### Brief:
The response should be the lines of the data, starting at the first and ending at the one that contains "LDA's correlation is", copied without change.

______

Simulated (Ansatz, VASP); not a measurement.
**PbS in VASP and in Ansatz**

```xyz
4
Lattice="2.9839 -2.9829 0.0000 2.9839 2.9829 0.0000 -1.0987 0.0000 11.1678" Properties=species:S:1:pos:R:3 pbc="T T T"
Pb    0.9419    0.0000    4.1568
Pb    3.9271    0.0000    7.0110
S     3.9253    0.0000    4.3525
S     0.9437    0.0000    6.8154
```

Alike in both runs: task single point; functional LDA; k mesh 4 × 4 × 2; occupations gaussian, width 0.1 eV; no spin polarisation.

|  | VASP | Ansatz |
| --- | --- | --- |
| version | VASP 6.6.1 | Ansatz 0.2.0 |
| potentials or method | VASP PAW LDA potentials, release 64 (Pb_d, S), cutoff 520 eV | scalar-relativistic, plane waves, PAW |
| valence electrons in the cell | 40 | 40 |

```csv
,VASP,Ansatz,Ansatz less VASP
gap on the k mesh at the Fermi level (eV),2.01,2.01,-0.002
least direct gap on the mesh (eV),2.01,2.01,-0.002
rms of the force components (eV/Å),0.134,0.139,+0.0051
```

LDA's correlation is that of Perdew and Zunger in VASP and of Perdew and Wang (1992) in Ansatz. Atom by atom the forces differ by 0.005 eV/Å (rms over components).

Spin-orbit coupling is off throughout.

______

### Written reply:
Simulated (Ansatz, VASP); not a measurement.
**PbS in VASP and in Ansatz**

```xyz
4
Lattice="2.9839 -2.9829 0.0000 2.9839 2.9829 0.0000 -1.0987 0.0000 11.1678" Properties=species:S:1:pos:R:3 pbc="T T T"
Pb    0.9419    0.0000    4.1568
Pb    3.9271    0.0000    7.0110
S     3.9253    0.0000    4.3525
S     0.9437    0.0000    6.8154
```

Alike in both runs: task single point; functional LDA; k mesh 4 × 4 × 2; occupations gaussian, width 0.1 eV; no spin polarisation.

|  | VASP | Ansatz |
| --- | --- | --- |
| version | VASP 6.6.1 | Ansatz 0.2.0 |
| potentials or method | VASP PAW LDA potentials, release 64 (Pb_d, S), cutoff 520 eV | scalar-relativistic, plane waves, PAW |
| valence electrons in the cell | 40 | 40 |

```csv
,VASP,Ansatz,Ansatz less VASP
gap on the k mesh at the Fermi level (eV),2.01,2.01,-0.002
least direct gap on the mesh (eV),2.01,2.01,-0.002
rms of the force components (eV/Å),0.134,0.139,+0.0051
```

LDA's correlation is that of Perdew and Zunger in VASP and of Perdew and Wang (1992) in Ansatz. Atom by atom the forces differ by 0.005 eV/Å (rms over components).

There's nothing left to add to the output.